**REQUIRED ACTION**
Copy exactly the stretch of data below from the line with "Q: Which ion is it?" through the line with "A: A. Ir63+", including both of those lines.

**DATA EXTRACT**
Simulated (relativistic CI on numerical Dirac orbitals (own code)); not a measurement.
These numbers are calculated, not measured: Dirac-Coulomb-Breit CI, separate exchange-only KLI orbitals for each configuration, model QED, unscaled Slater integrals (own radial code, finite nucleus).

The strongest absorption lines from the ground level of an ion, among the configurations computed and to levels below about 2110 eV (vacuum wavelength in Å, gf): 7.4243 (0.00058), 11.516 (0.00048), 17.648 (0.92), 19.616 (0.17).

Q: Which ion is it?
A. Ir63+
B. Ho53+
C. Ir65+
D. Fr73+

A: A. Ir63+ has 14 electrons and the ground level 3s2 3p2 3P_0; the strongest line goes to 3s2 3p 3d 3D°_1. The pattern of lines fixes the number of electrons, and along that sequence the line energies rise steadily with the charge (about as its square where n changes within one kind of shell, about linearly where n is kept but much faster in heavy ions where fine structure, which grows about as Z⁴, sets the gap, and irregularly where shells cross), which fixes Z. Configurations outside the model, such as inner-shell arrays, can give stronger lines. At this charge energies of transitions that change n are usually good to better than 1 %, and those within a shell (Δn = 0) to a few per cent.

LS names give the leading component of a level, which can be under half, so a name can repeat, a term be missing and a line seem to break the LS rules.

**YOUR RESPONSE**
Q: Which ion is it?
A. Ir63+
B. Ho53+
C. Ir65+
D. Fr73+

A: A. Ir63+ has 14 electrons and the ground level 3s2 3p2 3P_0; the strongest line goes to 3s2 3p 3d 3D°_1. The pattern of lines fixes the number of electrons, and along that sequence the line energies rise steadily with the charge (about as its square where n changes within one kind of shell, about linearly where n is kept but much faster in heavy ions where fine structure, which grows about as Z⁴, sets the gap, and irregularly where shells cross), which fixes Z. Configurations outside the model, such as inner-shell arrays, can give stronger lines. At this charge energies of transitions that change n are usually good to better than 1 %, and those within a shell (Δn = 0) to a few per cent.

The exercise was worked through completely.